## Work order
Each line below must be printed again exactly.

## Exercise data
-=-=-=-=-
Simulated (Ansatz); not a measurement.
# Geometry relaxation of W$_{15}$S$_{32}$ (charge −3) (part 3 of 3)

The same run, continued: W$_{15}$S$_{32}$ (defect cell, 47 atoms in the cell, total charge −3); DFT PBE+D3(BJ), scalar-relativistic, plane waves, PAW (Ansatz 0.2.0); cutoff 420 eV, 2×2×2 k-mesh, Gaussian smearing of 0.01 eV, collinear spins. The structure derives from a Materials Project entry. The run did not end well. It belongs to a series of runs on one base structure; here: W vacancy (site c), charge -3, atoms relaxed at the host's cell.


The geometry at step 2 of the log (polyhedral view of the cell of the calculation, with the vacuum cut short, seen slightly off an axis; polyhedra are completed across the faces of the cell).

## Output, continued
-=-=-=-=-

## Response area
Simulated (Ansatz); not a measurement.
# Geometry relaxation of W$_{15}$S$_{32}$ (charge −3) (part 3 of 3)

The same run, continued: W$_{15}$S$_{32}$ (defect cell, 47 atoms in the cell, total charge −3); DFT PBE+D3(BJ), scalar-relativistic, plane waves, PAW (Ansatz 0.2.0); cutoff 420 eV, 2×2×2 k-mesh, Gaussian smearing of 0.01 eV, collinear spins. The structure derives from a Materials Project entry. The run did not end well. It belongs to a series of runs on one base structure; here: W vacancy (site c), charge -3, atoms relaxed at the host's cell.


The geometry at step 2 of the log (polyhedral view of the cell of the calculation, with the vacuum cut short, seen slightly off an axis; polyhedra are completed across the faces of the cell).

## Output, continued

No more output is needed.